*Brief*: Lines in the listing under this task are to be copied exactly.

*Material supplied*:
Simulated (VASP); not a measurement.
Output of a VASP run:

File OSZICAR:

*Answer box*:
Simulated (VASP); not a measurement.
Output of a VASP run:

File OSZICAR:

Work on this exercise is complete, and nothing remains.